- WORK INSTRUCTION: What you return should be every line of the material, unchanged.

- SOURCE MATERIAL:
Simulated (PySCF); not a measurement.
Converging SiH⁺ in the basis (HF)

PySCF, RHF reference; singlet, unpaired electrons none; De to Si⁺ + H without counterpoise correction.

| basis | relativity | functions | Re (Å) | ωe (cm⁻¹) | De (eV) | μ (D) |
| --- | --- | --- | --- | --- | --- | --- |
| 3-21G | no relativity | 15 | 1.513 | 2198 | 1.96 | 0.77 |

- EXERCISE ANSWER:
Simulated (PySCF); not a measurement.
Converging SiH⁺ in the basis (HF)

PySCF, RHF reference; singlet, unpaired electrons none; De to Si⁺ + H without counterpoise correction.

| basis | relativity | functions | Re (Å) | ωe (cm⁻¹) | De (eV) | μ (D) |
| --- | --- | --- | --- | --- | --- | --- |
| 3-21G | no relativity | 15 | 1.513 | 2198 | 1.96 | 0.77 |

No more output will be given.